- STORED DATA
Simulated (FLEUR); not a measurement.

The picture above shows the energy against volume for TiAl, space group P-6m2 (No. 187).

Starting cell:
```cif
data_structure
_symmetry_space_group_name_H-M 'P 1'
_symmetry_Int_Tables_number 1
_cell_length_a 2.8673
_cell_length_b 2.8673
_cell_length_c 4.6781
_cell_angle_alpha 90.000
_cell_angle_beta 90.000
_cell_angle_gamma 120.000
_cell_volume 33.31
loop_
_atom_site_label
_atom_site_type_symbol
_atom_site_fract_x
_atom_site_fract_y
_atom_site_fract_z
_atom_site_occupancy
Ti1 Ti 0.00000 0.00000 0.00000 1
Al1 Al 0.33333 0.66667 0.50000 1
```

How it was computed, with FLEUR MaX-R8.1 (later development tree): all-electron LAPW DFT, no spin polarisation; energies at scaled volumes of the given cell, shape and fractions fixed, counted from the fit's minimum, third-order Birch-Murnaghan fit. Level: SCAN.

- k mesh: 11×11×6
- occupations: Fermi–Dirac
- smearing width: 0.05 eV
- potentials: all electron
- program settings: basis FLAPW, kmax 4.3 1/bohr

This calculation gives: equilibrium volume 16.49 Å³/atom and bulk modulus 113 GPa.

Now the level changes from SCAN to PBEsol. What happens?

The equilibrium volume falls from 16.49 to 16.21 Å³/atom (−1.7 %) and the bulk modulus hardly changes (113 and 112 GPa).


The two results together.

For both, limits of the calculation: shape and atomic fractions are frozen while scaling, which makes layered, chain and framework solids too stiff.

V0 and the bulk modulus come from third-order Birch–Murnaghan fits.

- TASK ITEM
Please give back the records exactly as written, beginning at the first line and including the line that holds "The two results together." as the last.

- PROBLEM SOLUTION
Simulated (FLEUR); not a measurement.

The picture above shows the energy against volume for TiAl, space group P-6m2 (No. 187).

Starting cell:
```cif
data_structure
_symmetry_space_group_name_H-M 'P 1'
_symmetry_Int_Tables_number 1
_cell_length_a 2.8673
_cell_length_b 2.8673
_cell_length_c 4.6781
_cell_angle_alpha 90.000
_cell_angle_beta 90.000
_cell_angle_gamma 120.000
_cell_volume 33.31
loop_
_atom_site_label
_atom_site_type_symbol
_atom_site_fract_x
_atom_site_fract_y
_atom_site_fract_z
_atom_site_occupancy
Ti1 Ti 0.00000 0.00000 0.00000 1
Al1 Al 0.33333 0.66667 0.50000 1
```

How it was computed, with FLEUR MaX-R8.1 (later development tree): all-electron LAPW DFT, no spin polarisation; energies at scaled volumes of the given cell, shape and fractions fixed, counted from the fit's minimum, third-order Birch-Murnaghan fit. Level: SCAN.

- k mesh: 11×11×6
- occupations: Fermi–Dirac
- smearing width: 0.05 eV
- potentials: all electron
- program settings: basis FLAPW, kmax 4.3 1/bohr

This calculation gives: equilibrium volume 16.49 Å³/atom and bulk modulus 113 GPa.

Now the level changes from SCAN to PBEsol. What happens?

The equilibrium volume falls from 16.49 to 16.21 Å³/atom (−1.7 %) and the bulk modulus hardly changes (113 and 112 GPa).


The two results together.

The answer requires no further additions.